◆ **Data for review**
[Start of Attachment]

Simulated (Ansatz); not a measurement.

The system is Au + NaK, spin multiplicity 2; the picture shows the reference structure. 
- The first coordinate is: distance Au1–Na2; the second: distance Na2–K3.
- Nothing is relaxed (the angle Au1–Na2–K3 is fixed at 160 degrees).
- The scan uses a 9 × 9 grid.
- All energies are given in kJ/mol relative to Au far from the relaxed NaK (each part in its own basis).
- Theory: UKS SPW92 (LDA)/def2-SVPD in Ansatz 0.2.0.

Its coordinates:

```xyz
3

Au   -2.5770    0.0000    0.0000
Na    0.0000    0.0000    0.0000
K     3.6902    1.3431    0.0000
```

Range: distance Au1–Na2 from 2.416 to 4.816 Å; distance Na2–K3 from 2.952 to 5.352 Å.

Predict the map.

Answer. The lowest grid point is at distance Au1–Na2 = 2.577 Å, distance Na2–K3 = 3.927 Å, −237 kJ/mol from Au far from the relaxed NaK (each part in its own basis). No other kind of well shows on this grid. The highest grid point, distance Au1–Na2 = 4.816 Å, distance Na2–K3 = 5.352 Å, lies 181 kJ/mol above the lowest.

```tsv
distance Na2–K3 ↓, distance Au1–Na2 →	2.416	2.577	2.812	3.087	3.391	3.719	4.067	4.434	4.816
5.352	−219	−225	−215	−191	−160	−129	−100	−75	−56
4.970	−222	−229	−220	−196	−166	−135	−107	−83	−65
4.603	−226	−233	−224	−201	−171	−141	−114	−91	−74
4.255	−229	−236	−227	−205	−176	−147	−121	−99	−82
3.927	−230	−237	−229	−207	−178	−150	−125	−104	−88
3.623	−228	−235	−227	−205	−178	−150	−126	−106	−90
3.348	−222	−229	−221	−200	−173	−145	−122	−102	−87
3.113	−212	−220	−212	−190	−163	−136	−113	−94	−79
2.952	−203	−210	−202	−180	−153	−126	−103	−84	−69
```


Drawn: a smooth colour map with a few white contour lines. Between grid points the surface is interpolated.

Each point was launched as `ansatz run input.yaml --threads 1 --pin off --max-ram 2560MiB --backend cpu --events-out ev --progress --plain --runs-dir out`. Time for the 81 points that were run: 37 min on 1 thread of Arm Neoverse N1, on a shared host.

[End of Attachment]

◆ **Assignment**
Reproduce verbatim only this range: the first line of the material through the line that contains "- The scan uses a 9 × 9 grid.", inclusive.

◆ **Written response**
Simulated (Ansatz); not a measurement.

The system is Au + NaK, spin multiplicity 2; the picture shows the reference structure. 
- The first coordinate is: distance Au1–Na2; the second: distance Na2–K3.
- Nothing is relaxed (the angle Au1–Na2–K3 is fixed at 160 degrees).
- The scan uses a 9 × 9 grid.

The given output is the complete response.